• Work request:
Starting with the first line of the data that follows, transcribe every line verbatim until the line containing "Å = 1.16 D." has been transcribed.

• Given entries:
■ ■ ■ ■ ■

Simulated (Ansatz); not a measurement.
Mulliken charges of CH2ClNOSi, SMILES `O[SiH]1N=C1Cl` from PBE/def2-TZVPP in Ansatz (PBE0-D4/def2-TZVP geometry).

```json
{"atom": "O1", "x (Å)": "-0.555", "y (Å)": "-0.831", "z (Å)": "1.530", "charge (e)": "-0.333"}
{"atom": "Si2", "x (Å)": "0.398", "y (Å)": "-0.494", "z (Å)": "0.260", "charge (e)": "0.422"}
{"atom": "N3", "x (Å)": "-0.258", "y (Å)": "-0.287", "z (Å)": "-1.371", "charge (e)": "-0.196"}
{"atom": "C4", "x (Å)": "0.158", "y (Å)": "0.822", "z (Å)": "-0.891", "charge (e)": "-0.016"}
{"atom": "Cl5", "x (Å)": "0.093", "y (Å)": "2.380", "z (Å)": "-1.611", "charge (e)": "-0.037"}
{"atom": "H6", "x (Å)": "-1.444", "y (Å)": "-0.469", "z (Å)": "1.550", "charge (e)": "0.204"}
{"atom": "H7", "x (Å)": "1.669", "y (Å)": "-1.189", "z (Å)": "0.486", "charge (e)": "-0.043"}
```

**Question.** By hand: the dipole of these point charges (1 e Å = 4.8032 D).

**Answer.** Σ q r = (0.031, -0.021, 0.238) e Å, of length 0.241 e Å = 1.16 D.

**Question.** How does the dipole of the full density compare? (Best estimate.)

■ ■ ■ ■ ■

• Your response:
Simulated (Ansatz); not a measurement.
Mulliken charges of CH2ClNOSi, SMILES `O[SiH]1N=C1Cl` from PBE/def2-TZVPP in Ansatz (PBE0-D4/def2-TZVP geometry).

```json
{"atom": "O1", "x (Å)": "-0.555", "y (Å)": "-0.831", "z (Å)": "1.530", "charge (e)": "-0.333"}
{"atom": "Si2", "x (Å)": "0.398", "y (Å)": "-0.494", "z (Å)": "0.260", "charge (e)": "0.422"}
{"atom": "N3", "x (Å)": "-0.258", "y (Å)": "-0.287", "z (Å)": "-1.371", "charge (e)": "-0.196"}
{"atom": "C4", "x (Å)": "0.158", "y (Å)": "0.822", "z (Å)": "-0.891", "charge (e)": "-0.016"}
{"atom": "Cl5", "x (Å)": "0.093", "y (Å)": "2.380", "z (Å)": "-1.611", "charge (e)": "-0.037"}
{"atom": "H6", "x (Å)": "-1.444", "y (Å)": "-0.469", "z (Å)": "1.550", "charge (e)": "0.204"}
{"atom": "H7", "x (Å)": "1.669", "y (Å)": "-1.189", "z (Å)": "0.486", "charge (e)": "-0.043"}
```

**Question.** By hand: the dipole of these point charges (1 e Å = 4.8032 D).

**Answer.** Σ q r = (0.031, -0.021, 0.238) e Å, of length 0.241 e Å = 1.16 D.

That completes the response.